Required action. As the answer, set down the lines below from the one containing "1.66 | 8.93 | 5.52 | 0.16 |" through the one containing "It has no gap", exactly and inclusively, and no others.

Data for review.
+===+
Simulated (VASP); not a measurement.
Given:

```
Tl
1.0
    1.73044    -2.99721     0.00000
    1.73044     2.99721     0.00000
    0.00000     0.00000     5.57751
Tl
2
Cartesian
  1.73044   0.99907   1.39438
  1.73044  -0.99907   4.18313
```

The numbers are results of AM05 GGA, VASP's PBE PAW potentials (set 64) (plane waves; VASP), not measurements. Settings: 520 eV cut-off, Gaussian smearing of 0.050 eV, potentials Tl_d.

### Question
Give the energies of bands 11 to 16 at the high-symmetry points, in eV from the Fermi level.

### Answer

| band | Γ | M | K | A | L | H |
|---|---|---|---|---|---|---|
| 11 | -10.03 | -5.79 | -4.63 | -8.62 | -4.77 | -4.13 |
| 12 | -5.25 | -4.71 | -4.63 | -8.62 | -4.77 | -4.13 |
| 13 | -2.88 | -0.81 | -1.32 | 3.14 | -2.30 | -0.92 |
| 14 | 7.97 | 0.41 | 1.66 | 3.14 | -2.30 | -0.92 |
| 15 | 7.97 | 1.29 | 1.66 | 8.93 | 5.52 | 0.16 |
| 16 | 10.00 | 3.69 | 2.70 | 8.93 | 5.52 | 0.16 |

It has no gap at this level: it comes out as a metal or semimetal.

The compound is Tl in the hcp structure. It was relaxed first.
+===+

Answer area.
| 15 | 7.97 | 1.29 | 1.66 | 8.93 | 5.52 | 0.16 |
| 16 | 10.00 | 3.69 | 2.70 | 8.93 | 5.52 | 0.16 |

It has no gap at this level: it comes out as a metal or semimetal.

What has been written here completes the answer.